-------------------------
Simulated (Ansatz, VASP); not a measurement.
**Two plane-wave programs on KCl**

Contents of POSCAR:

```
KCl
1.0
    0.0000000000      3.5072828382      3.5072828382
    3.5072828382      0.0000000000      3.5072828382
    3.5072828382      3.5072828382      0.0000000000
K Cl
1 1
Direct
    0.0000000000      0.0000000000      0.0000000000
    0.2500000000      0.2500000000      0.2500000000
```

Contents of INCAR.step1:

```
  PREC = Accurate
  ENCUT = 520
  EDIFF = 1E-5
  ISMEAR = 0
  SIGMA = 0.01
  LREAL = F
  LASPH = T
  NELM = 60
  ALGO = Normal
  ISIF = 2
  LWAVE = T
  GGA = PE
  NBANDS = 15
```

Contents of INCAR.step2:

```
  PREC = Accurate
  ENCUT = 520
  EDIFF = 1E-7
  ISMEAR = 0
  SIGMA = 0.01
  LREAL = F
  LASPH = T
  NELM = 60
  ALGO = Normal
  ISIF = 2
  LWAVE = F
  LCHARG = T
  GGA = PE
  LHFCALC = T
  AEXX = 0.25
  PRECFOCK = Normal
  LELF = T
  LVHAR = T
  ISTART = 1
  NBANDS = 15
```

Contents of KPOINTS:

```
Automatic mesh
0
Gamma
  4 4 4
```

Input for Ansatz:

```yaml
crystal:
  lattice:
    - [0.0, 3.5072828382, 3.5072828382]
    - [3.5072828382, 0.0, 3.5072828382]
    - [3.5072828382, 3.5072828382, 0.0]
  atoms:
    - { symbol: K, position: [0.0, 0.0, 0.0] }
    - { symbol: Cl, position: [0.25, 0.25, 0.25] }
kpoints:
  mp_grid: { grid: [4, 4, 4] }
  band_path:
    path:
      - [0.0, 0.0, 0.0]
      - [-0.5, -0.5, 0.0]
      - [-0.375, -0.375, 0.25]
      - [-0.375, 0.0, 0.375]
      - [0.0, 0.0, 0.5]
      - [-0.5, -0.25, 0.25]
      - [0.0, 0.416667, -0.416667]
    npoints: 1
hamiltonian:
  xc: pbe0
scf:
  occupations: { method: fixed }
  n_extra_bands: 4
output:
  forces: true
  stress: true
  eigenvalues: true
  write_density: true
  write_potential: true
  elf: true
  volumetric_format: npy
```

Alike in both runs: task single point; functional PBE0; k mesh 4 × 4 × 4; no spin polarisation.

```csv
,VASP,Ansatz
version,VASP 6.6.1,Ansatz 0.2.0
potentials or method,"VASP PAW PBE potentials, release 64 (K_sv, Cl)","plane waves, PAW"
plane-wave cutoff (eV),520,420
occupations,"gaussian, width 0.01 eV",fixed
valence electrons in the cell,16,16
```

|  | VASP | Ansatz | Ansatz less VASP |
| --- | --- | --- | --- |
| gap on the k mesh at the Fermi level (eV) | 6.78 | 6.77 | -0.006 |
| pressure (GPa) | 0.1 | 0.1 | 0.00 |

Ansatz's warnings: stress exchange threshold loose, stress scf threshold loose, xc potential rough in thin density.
-------------------------

### [WORK TASK]
Every line from the start of the material above through the line that contains "0.1 | 0.00 |" must be written out exactly, with both ends included.

### [TASK RESULT]
Simulated (Ansatz, VASP); not a measurement.
**Two plane-wave programs on KCl**

Contents of POSCAR:

```
KCl
1.0
    0.0000000000      3.5072828382      3.5072828382
    3.5072828382      0.0000000000      3.5072828382
    3.5072828382      3.5072828382      0.0000000000
K Cl
1 1
Direct
    0.0000000000      0.0000000000      0.0000000000
    0.2500000000      0.2500000000      0.2500000000
```

Contents of INCAR.step1:

```
  PREC = Accurate
  ENCUT = 520
  EDIFF = 1E-5
  ISMEAR = 0
  SIGMA = 0.01
  LREAL = F
  LASPH = T
  NELM = 60
  ALGO = Normal
  ISIF = 2
  LWAVE = T
  GGA = PE
  NBANDS = 15
```

Contents of INCAR.step2:

```
  PREC = Accurate
  ENCUT = 520
  EDIFF = 1E-7
  ISMEAR = 0
  SIGMA = 0.01
  LREAL = F
  LASPH = T
  NELM = 60
  ALGO = Normal
  ISIF = 2
  LWAVE = F
  LCHARG = T
  GGA = PE
  LHFCALC = T
  AEXX = 0.25
  PRECFOCK = Normal
  LELF = T
  LVHAR = T
  ISTART = 1
  NBANDS = 15
```

Contents of KPOINTS:

```
Automatic mesh
0
Gamma
  4 4 4
```

Input for Ansatz:

```yaml
crystal:
  lattice:
    - [0.0, 3.5072828382, 3.5072828382]
    - [3.5072828382, 0.0, 3.5072828382]
    - [3.5072828382, 3.5072828382, 0.0]
  atoms:
    - { symbol: K, position: [0.0, 0.0, 0.0] }
    - { symbol: Cl, position: [0.25, 0.25, 0.25] }
kpoints:
  mp_grid: { grid: [4, 4, 4] }
  band_path:
    path:
      - [0.0, 0.0, 0.0]
      - [-0.5, -0.5, 0.0]
      - [-0.375, -0.375, 0.25]
      - [-0.375, 0.0, 0.375]
      - [0.0, 0.0, 0.5]
      - [-0.5, -0.25, 0.25]
      - [0.0, 0.416667, -0.416667]
    npoints: 1
hamiltonian:
  xc: pbe0
scf:
  occupations: { method: fixed }
  n_extra_bands: 4
output:
  forces: true
  stress: true
  eigenvalues: true
  write_density: true
  write_potential: true
  elf: true
  volumetric_format: npy
```

Alike in both runs: task single point; functional PBE0; k mesh 4 × 4 × 4; no spin polarisation.

```csv
,VASP,Ansatz
version,VASP 6.6.1,Ansatz 0.2.0
potentials or method,"VASP PAW PBE potentials, release 64 (K_sv, Cl)","plane waves, PAW"
plane-wave cutoff (eV),520,420
occupations,"gaussian, width 0.01 eV",fixed
valence electrons in the cell,16,16
```

|  | VASP | Ansatz | Ansatz less VASP |
| --- | --- | --- | --- |
| gap on the k mesh at the Fermi level (eV) | 6.78 | 6.77 | -0.006 |
| pressure (GPa) | 0.1 | 0.1 | 0.00 |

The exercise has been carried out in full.